§ SUPPLIED ENTRIES
****************
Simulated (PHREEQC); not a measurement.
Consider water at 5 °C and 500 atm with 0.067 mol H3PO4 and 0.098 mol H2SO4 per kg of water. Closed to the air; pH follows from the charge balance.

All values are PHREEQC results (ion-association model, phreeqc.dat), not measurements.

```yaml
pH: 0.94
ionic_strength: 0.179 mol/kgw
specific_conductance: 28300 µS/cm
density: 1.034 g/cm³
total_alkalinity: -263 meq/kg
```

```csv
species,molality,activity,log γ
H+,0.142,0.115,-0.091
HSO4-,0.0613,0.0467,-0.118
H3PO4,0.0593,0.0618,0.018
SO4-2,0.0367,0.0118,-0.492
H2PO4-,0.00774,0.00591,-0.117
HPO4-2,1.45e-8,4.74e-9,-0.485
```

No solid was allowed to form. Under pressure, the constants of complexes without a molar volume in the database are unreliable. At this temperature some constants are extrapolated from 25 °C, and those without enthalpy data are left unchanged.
****************

§ ASSIGNMENT
If a line comes after the one that contains "All values are", leave it out; return every line of the entries up to that point exactly, starting with the first, with that line included.

§ SOLUTION
Simulated (PHREEQC); not a measurement.
Consider water at 5 °C and 500 atm with 0.067 mol H3PO4 and 0.098 mol H2SO4 per kg of water. Closed to the air; pH follows from the charge balance.

All values are PHREEQC results (ion-association model, phreeqc.dat), not measurements.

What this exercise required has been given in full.